- _GIVEN INFORMATION_
--------------------

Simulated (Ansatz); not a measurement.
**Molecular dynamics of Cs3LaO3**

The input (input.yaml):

--------------------

- _BRIEF_
Your task is to reproduce all the records above exactly as they appear.

- _EXERCISE SOLUTION_
Simulated (Ansatz); not a measurement.
**Molecular dynamics of Cs3LaO3**

The input (input.yaml):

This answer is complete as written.